*** EXCERPTED RECORDS ***

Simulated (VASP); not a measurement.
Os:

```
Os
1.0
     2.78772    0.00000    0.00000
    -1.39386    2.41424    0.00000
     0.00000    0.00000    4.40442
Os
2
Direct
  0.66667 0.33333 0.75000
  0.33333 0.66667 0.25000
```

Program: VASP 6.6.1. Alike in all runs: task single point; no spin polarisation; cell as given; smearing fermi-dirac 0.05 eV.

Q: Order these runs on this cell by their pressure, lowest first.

*** End of EXCERPTED RECORDS ***

WORK TASK: Extract the complete set of records unchanged.

WRITTEN ANSWER:
Simulated (VASP); not a measurement.
Os:

```
Os
1.0
     2.78772    0.00000    0.00000
    -1.39386    2.41424    0.00000
     0.00000    0.00000    4.40442
Os
2
Direct
  0.66667 0.33333 0.75000
  0.33333 0.66667 0.25000
```

Program: VASP 6.6.1. Alike in all runs: task single point; no spin polarisation; cell as given; smearing fermi-dirac 0.05 eV.

Q: Order these runs on this cell by their pressure, lowest first.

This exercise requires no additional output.